LISTED RECORDS:
=== Section Start ===

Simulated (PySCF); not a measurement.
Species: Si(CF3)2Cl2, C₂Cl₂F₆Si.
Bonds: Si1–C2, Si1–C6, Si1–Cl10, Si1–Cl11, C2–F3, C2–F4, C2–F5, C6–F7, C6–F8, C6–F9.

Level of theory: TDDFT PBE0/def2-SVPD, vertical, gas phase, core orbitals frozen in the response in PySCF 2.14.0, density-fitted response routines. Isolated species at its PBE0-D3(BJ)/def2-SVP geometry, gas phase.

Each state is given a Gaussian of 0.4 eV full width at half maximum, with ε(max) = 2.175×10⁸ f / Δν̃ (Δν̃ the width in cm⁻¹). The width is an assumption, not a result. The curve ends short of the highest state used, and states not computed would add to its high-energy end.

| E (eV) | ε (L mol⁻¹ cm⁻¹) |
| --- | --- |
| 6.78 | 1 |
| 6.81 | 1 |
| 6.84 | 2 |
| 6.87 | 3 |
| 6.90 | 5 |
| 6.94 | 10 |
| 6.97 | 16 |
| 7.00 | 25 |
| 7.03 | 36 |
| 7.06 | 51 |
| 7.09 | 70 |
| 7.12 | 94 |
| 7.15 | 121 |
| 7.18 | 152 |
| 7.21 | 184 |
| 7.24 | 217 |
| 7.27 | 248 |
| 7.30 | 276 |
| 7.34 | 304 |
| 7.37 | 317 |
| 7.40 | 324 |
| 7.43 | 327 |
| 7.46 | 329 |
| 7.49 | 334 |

=== Section End ===

WORK TASK: In the listing above, please print only the lines from the first one to the line where "C6–F7, C6–F8, C6–F9." appears, exactly as written, both of those lines included.

EXPECTED ANSWER:
Simulated (PySCF); not a measurement.
Species: Si(CF3)2Cl2, C₂Cl₂F₆Si.
Bonds: Si1–C2, Si1–C6, Si1–Cl10, Si1–Cl11, C2–F3, C2–F4, C2–F5, C6–F7, C6–F8, C6–F9.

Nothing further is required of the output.